*ACTION ITEM*.
Output the entries below exactly, from the first line to the line holding "The structure is", both included.

------------------------------------
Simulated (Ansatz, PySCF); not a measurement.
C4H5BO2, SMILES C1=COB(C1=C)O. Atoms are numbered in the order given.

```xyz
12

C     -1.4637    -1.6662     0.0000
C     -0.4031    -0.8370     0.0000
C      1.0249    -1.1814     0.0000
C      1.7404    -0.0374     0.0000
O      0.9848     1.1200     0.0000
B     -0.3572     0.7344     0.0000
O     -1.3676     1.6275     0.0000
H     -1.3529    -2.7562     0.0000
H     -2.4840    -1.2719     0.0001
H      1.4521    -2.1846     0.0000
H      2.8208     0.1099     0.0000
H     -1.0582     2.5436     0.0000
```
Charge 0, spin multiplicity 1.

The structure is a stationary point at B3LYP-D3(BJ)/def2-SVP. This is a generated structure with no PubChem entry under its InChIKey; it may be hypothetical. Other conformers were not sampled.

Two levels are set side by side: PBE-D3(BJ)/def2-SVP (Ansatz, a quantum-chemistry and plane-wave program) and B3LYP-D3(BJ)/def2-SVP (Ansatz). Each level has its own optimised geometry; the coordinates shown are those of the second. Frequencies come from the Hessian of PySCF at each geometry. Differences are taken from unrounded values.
------------------------------------

*RESPONSE AREA*.
Simulated (Ansatz, PySCF); not a measurement.
C4H5BO2, SMILES C1=COB(C1=C)O. Atoms are numbered in the order given.

```xyz
12

C     -1.4637    -1.6662     0.0000
C     -0.4031    -0.8370     0.0000
C      1.0249    -1.1814     0.0000
C      1.7404    -0.0374     0.0000
O      0.9848     1.1200     0.0000
B     -0.3572     0.7344     0.0000
O     -1.3676     1.6275     0.0000
H     -1.3529    -2.7562     0.0000
H     -2.4840    -1.2719     0.0001
H      1.4521    -2.1846     0.0000
H      2.8208     0.1099     0.0000
H     -1.0582     2.5436     0.0000
```
Charge 0, spin multiplicity 1.

The structure is a stationary point at B3LYP-D3(BJ)/def2-SVP. This is a generated structure with no PubChem entry under its InChIKey; it may be hypothetical. Other conformers were not sampled.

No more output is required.